PROVIDED RECORDS —
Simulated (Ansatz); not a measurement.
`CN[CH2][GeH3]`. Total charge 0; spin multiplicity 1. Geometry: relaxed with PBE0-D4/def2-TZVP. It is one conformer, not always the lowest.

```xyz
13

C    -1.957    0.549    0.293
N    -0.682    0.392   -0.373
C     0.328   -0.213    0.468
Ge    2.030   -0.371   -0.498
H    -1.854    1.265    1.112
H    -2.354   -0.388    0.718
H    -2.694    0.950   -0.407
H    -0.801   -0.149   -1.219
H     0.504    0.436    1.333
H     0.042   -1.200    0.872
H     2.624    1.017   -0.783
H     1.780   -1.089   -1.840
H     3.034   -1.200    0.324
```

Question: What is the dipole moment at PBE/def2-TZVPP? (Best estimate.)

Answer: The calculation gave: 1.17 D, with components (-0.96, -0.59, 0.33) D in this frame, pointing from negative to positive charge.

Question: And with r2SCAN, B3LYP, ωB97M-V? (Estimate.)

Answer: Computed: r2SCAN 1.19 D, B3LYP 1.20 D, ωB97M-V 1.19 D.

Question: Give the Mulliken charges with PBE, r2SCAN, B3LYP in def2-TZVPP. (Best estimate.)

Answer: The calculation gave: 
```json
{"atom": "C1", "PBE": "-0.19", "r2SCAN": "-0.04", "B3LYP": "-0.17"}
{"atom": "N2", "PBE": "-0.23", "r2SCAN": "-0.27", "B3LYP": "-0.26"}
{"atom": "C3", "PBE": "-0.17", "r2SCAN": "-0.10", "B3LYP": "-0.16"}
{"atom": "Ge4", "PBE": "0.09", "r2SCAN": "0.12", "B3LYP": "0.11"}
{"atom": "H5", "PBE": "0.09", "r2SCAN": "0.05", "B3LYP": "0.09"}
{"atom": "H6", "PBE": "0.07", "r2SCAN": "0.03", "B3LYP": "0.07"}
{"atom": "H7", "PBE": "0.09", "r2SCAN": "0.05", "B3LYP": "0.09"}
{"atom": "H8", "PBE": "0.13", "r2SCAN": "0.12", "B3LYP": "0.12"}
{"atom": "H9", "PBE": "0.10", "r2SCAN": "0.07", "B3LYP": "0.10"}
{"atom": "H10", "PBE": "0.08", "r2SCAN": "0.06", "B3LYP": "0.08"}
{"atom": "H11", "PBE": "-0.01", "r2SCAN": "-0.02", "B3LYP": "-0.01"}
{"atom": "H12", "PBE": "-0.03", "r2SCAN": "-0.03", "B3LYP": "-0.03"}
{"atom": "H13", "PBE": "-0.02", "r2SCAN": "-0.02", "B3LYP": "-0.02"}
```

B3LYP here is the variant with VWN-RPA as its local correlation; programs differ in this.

EXERCISE — Only the lines from the start of the listing through the line with "Answer: Computed: r2SCAN" should be repeated, each exactly as it stands.

EXERCISE SOLUTION —
Simulated (Ansatz); not a measurement.
`CN[CH2][GeH3]`. Total charge 0; spin multiplicity 1. Geometry: relaxed with PBE0-D4/def2-TZVP. It is one conformer, not always the lowest.

```xyz
13

C    -1.957    0.549    0.293
N    -0.682    0.392   -0.373
C     0.328   -0.213    0.468
Ge    2.030   -0.371   -0.498
H    -1.854    1.265    1.112
H    -2.354   -0.388    0.718
H    -2.694    0.950   -0.407
H    -0.801   -0.149   -1.219
H     0.504    0.436    1.333
H     0.042   -1.200    0.872
H     2.624    1.017   -0.783
H     1.780   -1.089   -1.840
H     3.034   -1.200    0.324
```

Question: What is the dipole moment at PBE/def2-TZVPP? (Best estimate.)

Answer: The calculation gave: 1.17 D, with components (-0.96, -0.59, 0.33) D in this frame, pointing from negative to positive charge.

Question: And with r2SCAN, B3LYP, ωB97M-V? (Estimate.)

Answer: Computed: r2SCAN 1.19 D, B3LYP 1.20 D, ωB97M-V 1.19 D.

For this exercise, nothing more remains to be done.